● **Work order**
Only the lines from the top of the data through the line with "Task: Read off the mole fractions at 2450 K." should be repeated, each exactly as written.

● **Entries provided**
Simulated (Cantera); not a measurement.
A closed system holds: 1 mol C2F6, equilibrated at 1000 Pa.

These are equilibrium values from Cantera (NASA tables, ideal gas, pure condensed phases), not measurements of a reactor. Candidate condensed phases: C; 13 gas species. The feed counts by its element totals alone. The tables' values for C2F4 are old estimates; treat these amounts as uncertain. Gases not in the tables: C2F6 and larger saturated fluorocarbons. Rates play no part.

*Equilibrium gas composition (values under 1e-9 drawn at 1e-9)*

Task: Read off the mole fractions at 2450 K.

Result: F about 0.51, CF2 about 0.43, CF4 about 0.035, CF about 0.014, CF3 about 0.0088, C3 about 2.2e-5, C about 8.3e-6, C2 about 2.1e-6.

● **Reply**
Simulated (Cantera); not a measurement.
A closed system holds: 1 mol C2F6, equilibrated at 1000 Pa.

These are equilibrium values from Cantera (NASA tables, ideal gas, pure condensed phases), not measurements of a reactor. Candidate condensed phases: C; 13 gas species. The feed counts by its element totals alone. The tables' values for C2F4 are old estimates; treat these amounts as uncertain. Gases not in the tables: C2F6 and larger saturated fluorocarbons. Rates play no part.

*Equilibrium gas composition (values under 1e-9 drawn at 1e-9)*

Task: Read off the mole fractions at 2450 K.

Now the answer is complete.